——————

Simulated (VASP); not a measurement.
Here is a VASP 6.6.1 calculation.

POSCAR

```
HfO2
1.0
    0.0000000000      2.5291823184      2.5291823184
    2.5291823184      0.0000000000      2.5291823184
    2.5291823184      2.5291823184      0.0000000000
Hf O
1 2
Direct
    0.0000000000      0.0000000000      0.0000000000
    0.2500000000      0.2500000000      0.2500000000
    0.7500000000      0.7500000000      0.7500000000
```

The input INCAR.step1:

——————

Work item: Copy all of the data exactly. Skip nothing.

Task result:
Simulated (VASP); not a measurement.
Here is a VASP 6.6.1 calculation.

POSCAR

```
HfO2
1.0
    0.0000000000      2.5291823184      2.5291823184
    2.5291823184      0.0000000000      2.5291823184
    2.5291823184      2.5291823184      0.0000000000
Hf O
1 2
Direct
    0.0000000000      0.0000000000      0.0000000000
    0.2500000000      0.2500000000      0.2500000000
    0.7500000000      0.7500000000      0.7500000000
```

The input INCAR.step1:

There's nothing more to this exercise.